Task item —
Please write out, exactly as given, every line of the entries below up to and including the line with "# A series in volume scale on NbC".

** Opening Extracted data block **

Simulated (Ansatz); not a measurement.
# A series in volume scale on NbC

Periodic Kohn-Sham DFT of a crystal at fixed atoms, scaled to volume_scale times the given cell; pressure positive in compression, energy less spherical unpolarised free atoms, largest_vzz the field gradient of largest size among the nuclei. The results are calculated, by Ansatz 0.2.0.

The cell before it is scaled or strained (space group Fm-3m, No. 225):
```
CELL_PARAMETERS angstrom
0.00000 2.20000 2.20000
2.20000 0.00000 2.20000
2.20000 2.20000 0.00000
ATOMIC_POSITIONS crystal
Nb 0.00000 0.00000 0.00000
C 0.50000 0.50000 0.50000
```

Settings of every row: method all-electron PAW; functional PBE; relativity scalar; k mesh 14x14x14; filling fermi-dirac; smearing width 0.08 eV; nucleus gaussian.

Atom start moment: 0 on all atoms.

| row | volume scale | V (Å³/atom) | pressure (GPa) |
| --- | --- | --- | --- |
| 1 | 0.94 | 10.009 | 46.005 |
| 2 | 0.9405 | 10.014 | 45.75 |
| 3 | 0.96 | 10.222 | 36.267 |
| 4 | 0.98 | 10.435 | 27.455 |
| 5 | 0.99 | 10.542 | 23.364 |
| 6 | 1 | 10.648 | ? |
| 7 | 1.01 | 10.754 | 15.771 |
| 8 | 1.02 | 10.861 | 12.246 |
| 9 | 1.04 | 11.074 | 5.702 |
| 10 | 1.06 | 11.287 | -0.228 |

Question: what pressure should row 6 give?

** Closing Extracted data block **

Task response —
Simulated (Ansatz); not a measurement.
# A series in volume scale on NbC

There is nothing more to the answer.